> Assignment:
The full listing is needed, transcribed word for word.

BEGIN

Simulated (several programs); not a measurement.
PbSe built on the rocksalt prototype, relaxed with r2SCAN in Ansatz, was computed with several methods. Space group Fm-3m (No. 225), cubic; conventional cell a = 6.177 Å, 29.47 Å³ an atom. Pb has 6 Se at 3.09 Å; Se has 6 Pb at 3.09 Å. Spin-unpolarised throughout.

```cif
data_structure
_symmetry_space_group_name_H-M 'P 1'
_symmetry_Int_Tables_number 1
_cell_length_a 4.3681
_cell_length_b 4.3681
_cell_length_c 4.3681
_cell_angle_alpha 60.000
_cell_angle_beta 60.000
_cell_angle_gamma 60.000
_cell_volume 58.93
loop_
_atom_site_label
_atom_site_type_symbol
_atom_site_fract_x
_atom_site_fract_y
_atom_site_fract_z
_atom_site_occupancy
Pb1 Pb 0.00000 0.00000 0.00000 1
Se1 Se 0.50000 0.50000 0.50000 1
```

END

> Task response:
Simulated (several programs); not a measurement.
PbSe built on the rocksalt prototype, relaxed with r2SCAN in Ansatz, was computed with several methods. Space group Fm-3m (No. 225), cubic; conventional cell a = 6.177 Å, 29.47 Å³ an atom. Pb has 6 Se at 3.09 Å; Se has 6 Pb at 3.09 Å. Spin-unpolarised throughout.

```cif
data_structure
_symmetry_space_group_name_H-M 'P 1'
_symmetry_Int_Tables_number 1
_cell_length_a 4.3681
_cell_length_b 4.3681
_cell_length_c 4.3681
_cell_angle_alpha 60.000
_cell_angle_beta 60.000
_cell_angle_gamma 60.000
_cell_volume 58.93
loop_
_atom_site_label
_atom_site_type_symbol
_atom_site_fract_x
_atom_site_fract_y
_atom_site_fract_z
_atom_site_occupancy
Pb1 Pb 0.00000 0.00000 0.00000 1
Se1 Se 0.50000 0.50000 0.50000 1
```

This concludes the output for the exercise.